EXTRACTED DATA below:

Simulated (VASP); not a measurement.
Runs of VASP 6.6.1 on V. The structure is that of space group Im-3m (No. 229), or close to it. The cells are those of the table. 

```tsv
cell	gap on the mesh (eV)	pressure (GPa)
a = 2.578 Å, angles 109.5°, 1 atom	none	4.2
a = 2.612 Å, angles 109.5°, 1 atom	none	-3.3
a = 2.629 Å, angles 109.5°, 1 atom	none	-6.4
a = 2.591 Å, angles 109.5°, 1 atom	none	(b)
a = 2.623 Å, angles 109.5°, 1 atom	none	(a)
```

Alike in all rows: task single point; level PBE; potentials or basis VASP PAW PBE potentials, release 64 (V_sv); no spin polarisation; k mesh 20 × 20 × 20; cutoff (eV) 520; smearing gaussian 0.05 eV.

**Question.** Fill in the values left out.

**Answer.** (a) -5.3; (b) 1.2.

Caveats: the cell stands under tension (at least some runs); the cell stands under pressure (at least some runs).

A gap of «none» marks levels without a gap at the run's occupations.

End of EXTRACTED DATA.

- [TASK ITEM] The records above should be returned exactly.

- [RESPONSE]
Simulated (VASP); not a measurement.
Runs of VASP 6.6.1 on V. The structure is that of space group Im-3m (No. 229), or close to it. The cells are those of the table. 

```tsv
cell	gap on the mesh (eV)	pressure (GPa)
a = 2.578 Å, angles 109.5°, 1 atom	none	4.2
a = 2.612 Å, angles 109.5°, 1 atom	none	-3.3
a = 2.629 Å, angles 109.5°, 1 atom	none	-6.4
a = 2.591 Å, angles 109.5°, 1 atom	none	(b)
a = 2.623 Å, angles 109.5°, 1 atom	none	(a)
```

Alike in all rows: task single point; level PBE; potentials or basis VASP PAW PBE potentials, release 64 (V_sv); no spin polarisation; k mesh 20 × 20 × 20; cutoff (eV) 520; smearing gaussian 0.05 eV.

**Question.** Fill in the values left out.

**Answer.** (a) -5.3; (b) 1.2.

Caveats: the cell stands under tension (at least some runs); the cell stands under pressure (at least some runs).

A gap of «none» marks levels without a gap at the run's occupations.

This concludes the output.